ACTIVITY: Take the entries below and print, exactly, the stretch from the line containing "It takes space" through the line containing "The cell comes", both included.

*** Begin section ***

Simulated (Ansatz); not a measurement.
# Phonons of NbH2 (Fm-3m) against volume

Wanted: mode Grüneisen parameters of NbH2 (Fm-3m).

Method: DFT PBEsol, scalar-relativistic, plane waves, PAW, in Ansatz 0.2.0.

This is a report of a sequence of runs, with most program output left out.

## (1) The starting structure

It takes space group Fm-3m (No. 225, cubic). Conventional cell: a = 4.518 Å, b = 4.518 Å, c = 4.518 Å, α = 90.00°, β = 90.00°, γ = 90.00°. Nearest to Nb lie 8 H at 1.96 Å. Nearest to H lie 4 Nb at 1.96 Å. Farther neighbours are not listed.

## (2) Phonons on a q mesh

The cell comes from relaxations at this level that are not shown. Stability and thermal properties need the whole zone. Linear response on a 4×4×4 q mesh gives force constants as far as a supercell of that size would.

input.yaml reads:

*** End section ***

EXERCISE SOLUTION:
It takes space group Fm-3m (No. 225, cubic). Conventional cell: a = 4.518 Å, b = 4.518 Å, c = 4.518 Å, α = 90.00°, β = 90.00°, γ = 90.00°. Nearest to Nb lie 8 H at 1.96 Å. Nearest to H lie 4 Nb at 1.96 Å. Farther neighbours are not listed.

## (2) Phonons on a q mesh

The cell comes from relaxations at this level that are not shown. Stability and thermal properties need the whole zone. Linear response on a 4×4×4 q mesh gives force constants as far as a supercell of that size would.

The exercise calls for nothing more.